◆ **ASSIGNMENT**:
A word-for-word repeat of the records below is what this calls for.

◆ **EXTRACTED ENTRIES**:
....

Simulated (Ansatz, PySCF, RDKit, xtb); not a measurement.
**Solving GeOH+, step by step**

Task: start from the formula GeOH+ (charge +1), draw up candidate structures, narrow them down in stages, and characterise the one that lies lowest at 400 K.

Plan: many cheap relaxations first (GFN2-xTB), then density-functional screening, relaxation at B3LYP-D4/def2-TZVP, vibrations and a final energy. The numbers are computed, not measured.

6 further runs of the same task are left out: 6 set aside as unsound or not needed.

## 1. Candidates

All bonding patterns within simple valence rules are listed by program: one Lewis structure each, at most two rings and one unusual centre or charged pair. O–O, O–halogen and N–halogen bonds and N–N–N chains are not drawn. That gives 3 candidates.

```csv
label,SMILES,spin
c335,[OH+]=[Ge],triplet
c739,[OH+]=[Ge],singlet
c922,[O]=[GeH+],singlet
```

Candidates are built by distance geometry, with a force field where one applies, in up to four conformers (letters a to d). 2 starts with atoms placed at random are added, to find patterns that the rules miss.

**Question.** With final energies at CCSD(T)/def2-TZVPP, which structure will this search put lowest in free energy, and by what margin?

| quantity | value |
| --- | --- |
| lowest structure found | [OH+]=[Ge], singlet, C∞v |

....

◆ **ANSWER BOX**:
Simulated (Ansatz, PySCF, RDKit, xtb); not a measurement.
**Solving GeOH+, step by step**

Task: start from the formula GeOH+ (charge +1), draw up candidate structures, narrow them down in stages, and characterise the one that lies lowest at 400 K.

Plan: many cheap relaxations first (GFN2-xTB), then density-functional screening, relaxation at B3LYP-D4/def2-TZVP, vibrations and a final energy. The numbers are computed, not measured.

6 further runs of the same task are left out: 6 set aside as unsound or not needed.

## 1. Candidates

All bonding patterns within simple valence rules are listed by program: one Lewis structure each, at most two rings and one unusual centre or charged pair. O–O, O–halogen and N–halogen bonds and N–N–N chains are not drawn. That gives 3 candidates.

```csv
label,SMILES,spin
c335,[OH+]=[Ge],triplet
c739,[OH+]=[Ge],singlet
c922,[O]=[GeH+],singlet
```

Candidates are built by distance geometry, with a force field where one applies, in up to four conformers (letters a to d). 2 starts with atoms placed at random are added, to find patterns that the rules miss.

**Question.** With final energies at CCSD(T)/def2-TZVPP, which structure will this search put lowest in free energy, and by what margin?

| quantity | value |
| --- | --- |
| lowest structure found | [OH+]=[Ge], singlet, C∞v |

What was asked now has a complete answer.